--- Work order ---
Transcribe, verbatim, every line from the start of the entries through the line that contains "NiPt2, 6 atoms"; include both boundary lines and omit all others.

--- Data supplied ---
□ □ □ □
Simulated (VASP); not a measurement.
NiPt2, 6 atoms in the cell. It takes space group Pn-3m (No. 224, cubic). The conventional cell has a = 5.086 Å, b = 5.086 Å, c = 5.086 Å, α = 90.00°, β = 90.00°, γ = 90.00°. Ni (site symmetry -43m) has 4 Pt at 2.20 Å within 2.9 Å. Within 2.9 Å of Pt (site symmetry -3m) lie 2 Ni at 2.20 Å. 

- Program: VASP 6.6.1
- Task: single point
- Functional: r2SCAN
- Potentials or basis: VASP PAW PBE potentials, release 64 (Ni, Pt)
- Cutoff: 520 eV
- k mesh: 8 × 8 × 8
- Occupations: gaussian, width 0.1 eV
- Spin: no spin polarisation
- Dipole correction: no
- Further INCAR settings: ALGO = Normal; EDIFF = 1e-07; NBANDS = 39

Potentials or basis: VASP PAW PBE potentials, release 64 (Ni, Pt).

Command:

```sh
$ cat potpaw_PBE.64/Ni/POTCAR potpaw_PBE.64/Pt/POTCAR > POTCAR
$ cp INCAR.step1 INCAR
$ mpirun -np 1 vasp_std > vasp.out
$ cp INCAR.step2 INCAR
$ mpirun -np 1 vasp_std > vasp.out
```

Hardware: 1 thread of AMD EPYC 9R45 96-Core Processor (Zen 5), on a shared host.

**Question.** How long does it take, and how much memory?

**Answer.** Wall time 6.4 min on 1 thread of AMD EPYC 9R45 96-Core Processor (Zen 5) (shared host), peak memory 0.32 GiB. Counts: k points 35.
□ □ □ □

--- Exercise solution ---
Simulated (VASP); not a measurement.
NiPt2, 6 atoms in the cell. It takes space group Pn-3m (No. 224, cubic). The conventional cell has a = 5.086 Å, b = 5.086 Å, c = 5.086 Å, α = 90.00°, β = 90.00°, γ = 90.00°. Ni (site symmetry -43m) has 4 Pt at 2.20 Å within 2.9 Å. Within 2.9 Å of Pt (site symmetry -3m) lie 2 Ni at 2.20 Å. 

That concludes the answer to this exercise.